REQUIREMENT — Reproduce the records exactly.

######

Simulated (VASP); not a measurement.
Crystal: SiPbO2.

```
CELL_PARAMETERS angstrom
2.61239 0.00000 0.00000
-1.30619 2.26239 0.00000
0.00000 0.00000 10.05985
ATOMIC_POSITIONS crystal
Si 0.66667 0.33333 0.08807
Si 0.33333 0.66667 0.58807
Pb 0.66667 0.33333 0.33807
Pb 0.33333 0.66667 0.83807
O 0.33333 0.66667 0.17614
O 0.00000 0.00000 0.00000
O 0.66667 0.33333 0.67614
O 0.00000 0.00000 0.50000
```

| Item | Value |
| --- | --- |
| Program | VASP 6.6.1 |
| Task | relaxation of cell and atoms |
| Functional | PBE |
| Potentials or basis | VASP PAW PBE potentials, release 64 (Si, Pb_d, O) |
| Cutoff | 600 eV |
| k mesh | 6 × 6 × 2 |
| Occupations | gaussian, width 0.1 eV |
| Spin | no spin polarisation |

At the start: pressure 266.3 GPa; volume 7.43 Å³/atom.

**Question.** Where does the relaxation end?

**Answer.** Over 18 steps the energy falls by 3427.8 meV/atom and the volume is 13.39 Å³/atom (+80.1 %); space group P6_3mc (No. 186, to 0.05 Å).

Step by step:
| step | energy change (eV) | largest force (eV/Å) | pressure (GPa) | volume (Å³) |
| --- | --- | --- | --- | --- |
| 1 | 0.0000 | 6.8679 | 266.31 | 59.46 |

######

TASK RESPONSE —
Simulated (VASP); not a measurement.
Crystal: SiPbO2.

```
CELL_PARAMETERS angstrom
2.61239 0.00000 0.00000
-1.30619 2.26239 0.00000
0.00000 0.00000 10.05985
ATOMIC_POSITIONS crystal
Si 0.66667 0.33333 0.08807
Si 0.33333 0.66667 0.58807
Pb 0.66667 0.33333 0.33807
Pb 0.33333 0.66667 0.83807
O 0.33333 0.66667 0.17614
O 0.00000 0.00000 0.00000
O 0.66667 0.33333 0.67614
O 0.00000 0.00000 0.50000
```

| Item | Value |
| --- | --- |
| Program | VASP 6.6.1 |
| Task | relaxation of cell and atoms |
| Functional | PBE |
| Potentials or basis | VASP PAW PBE potentials, release 64 (Si, Pb_d, O) |
| Cutoff | 600 eV |
| k mesh | 6 × 6 × 2 |
| Occupations | gaussian, width 0.1 eV |
| Spin | no spin polarisation |

At the start: pressure 266.3 GPa; volume 7.43 Å³/atom.

**Question.** Where does the relaxation end?

**Answer.** Over 18 steps the energy falls by 3427.8 meV/atom and the volume is 13.39 Å³/atom (+80.1 %); space group P6_3mc (No. 186, to 0.05 Å).

Step by step:
| step | energy change (eV) | largest force (eV/Å) | pressure (GPa) | volume (Å³) |
| --- | --- | --- | --- | --- |
| 1 | 0.0000 | 6.8679 | 266.31 | 59.46 |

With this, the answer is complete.